_ _ _ _ _

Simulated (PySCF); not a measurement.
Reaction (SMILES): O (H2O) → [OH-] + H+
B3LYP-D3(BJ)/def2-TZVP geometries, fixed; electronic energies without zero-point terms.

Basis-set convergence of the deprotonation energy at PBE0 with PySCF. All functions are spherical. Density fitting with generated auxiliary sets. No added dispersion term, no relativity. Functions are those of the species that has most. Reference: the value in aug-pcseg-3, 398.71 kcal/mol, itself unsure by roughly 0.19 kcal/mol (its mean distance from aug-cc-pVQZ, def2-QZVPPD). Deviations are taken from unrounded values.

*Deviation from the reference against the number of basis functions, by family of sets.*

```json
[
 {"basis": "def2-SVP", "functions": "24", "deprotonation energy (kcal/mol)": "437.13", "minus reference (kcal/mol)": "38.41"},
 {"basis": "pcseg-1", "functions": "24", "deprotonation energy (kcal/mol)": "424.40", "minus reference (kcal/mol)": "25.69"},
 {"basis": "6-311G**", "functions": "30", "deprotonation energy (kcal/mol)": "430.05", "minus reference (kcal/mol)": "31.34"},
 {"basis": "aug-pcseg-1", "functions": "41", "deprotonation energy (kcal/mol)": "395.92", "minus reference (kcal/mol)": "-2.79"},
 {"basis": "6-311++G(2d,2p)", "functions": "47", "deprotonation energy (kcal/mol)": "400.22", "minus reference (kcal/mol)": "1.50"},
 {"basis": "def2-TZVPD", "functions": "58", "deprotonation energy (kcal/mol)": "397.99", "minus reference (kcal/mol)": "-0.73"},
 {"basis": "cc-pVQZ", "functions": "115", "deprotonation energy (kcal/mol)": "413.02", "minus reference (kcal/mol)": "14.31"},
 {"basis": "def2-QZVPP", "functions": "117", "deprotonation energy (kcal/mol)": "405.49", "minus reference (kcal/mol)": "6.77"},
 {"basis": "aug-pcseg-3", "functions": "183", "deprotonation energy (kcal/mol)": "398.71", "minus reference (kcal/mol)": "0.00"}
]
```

_ _ _ _ _

**Exercise:**
Return only the stretch of the material above from the line holding "Reaction (SMILES): O (H2O) → [OH-] + H+" through the line holding "B3LYP-D3(BJ)/def2-TZVP geometries, fixed;", copied exactly.

**Answer space:**
Reaction (SMILES): O (H2O) → [OH-] + H+
B3LYP-D3(BJ)/def2-TZVP geometries, fixed; electronic energies without zero-point terms.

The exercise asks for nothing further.